Assigned task: Every line below from the one containing "Molecule (SMILES): Cl[B]Cl, doublet." through the one containing "Basis-set convergence of" must be transcribed exactly. Omit all lines outside that stretch.

Information supplied:
*** Block opens ***
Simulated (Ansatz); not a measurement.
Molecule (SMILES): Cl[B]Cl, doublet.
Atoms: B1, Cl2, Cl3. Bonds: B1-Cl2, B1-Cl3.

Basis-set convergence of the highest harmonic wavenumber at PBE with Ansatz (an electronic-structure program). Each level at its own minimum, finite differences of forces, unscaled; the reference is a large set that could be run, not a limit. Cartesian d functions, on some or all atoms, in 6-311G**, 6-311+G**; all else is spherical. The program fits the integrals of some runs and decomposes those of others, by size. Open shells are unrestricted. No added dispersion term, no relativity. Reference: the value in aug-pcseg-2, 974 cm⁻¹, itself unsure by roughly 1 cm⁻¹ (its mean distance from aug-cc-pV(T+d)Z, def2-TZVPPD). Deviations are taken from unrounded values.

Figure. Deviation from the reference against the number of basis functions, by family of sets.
*** Block closes ***

Answer space:
Molecule (SMILES): Cl[B]Cl, doublet.
Atoms: B1, Cl2, Cl3. Bonds: B1-Cl2, B1-Cl3.

Basis-set convergence of the highest harmonic wavenumber at PBE with Ansatz (an electronic-structure program). Each level at its own minimum, finite differences of forces, unscaled; the reference is a large set that could be run, not a limit. Cartesian d functions, on some or all atoms, in 6-311G**, 6-311+G**; all else is spherical. The program fits the integrals of some runs and decomposes those of others, by size. Open shells are unrestricted. No added dispersion term, no relativity. Reference: the value in aug-pcseg-2, 974 cm⁻¹, itself unsure by roughly 1 cm⁻¹ (its mean distance from aug-cc-pV(T+d)Z, def2-TZVPPD). Deviations are taken from unrounded values.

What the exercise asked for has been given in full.